-- Opening Marker --

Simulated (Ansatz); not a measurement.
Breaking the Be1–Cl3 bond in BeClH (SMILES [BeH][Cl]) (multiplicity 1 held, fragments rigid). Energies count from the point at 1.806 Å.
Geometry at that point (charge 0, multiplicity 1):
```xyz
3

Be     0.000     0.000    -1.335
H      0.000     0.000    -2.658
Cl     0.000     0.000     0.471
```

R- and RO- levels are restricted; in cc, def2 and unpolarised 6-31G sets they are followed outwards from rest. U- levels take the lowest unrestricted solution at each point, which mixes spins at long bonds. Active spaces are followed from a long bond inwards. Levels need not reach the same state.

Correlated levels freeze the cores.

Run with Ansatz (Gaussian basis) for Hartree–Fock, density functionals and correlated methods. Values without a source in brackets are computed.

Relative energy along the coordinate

-- Closing Marker --

_Assignment:_ Set down the records above once more, exactly as they stand.

_Your response:_
Simulated (Ansatz); not a measurement.
Breaking the Be1–Cl3 bond in BeClH (SMILES [BeH][Cl]) (multiplicity 1 held, fragments rigid). Energies count from the point at 1.806 Å.
Geometry at that point (charge 0, multiplicity 1):
```xyz
3

Be     0.000     0.000    -1.335
H      0.000     0.000    -2.658
Cl     0.000     0.000     0.471
```

R- and RO- levels are restricted; in cc, def2 and unpolarised 6-31G sets they are followed outwards from rest. U- levels take the lowest unrestricted solution at each point, which mixes spins at long bonds. Active spaces are followed from a long bond inwards. Levels need not reach the same state.

Correlated levels freeze the cores.

Run with Ansatz (Gaussian basis) for Hartree–Fock, density functionals and correlated methods. Values without a source in brackets are computed.

Relative energy along the coordinate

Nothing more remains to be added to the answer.